Source data
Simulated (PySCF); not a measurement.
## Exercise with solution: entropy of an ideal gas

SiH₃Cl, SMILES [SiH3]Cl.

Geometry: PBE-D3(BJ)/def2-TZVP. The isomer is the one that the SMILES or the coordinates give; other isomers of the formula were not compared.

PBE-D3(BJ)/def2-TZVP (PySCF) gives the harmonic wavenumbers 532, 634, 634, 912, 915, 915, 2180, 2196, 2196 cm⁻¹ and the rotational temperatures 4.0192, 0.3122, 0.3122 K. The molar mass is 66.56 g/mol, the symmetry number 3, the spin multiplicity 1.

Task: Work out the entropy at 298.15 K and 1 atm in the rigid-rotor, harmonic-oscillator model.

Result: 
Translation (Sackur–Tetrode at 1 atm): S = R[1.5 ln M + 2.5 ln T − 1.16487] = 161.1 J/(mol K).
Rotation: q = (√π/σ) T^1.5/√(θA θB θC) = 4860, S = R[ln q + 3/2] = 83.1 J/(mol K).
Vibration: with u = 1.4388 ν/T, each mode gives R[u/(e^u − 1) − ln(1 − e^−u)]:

Required action
Beginning at the line above with "PBE-D3(BJ)/def2-TZVP (PySCF) gives" and finishing at the line with "Rotation: q = (√π/σ)", return each line exactly and return nothing else.

Exercise output
PBE-D3(BJ)/def2-TZVP (PySCF) gives the harmonic wavenumbers 532, 634, 634, 912, 915, 915, 2180, 2196, 2196 cm⁻¹ and the rotational temperatures 4.0192, 0.3122, 0.3122 K. The molar mass is 66.56 g/mol, the symmetry number 3, the spin multiplicity 1.

Task: Work out the entropy at 298.15 K and 1 atm in the rigid-rotor, harmonic-oscillator model.

Result: 
Translation (Sackur–Tetrode at 1 atm): S = R[1.5 ln M + 2.5 ln T − 1.16487] = 161.1 J/(mol K).
Rotation: q = (√π/σ) T^1.5/√(θA θB θC) = 4860, S = R[ln q + 3/2] = 83.1 J/(mol K).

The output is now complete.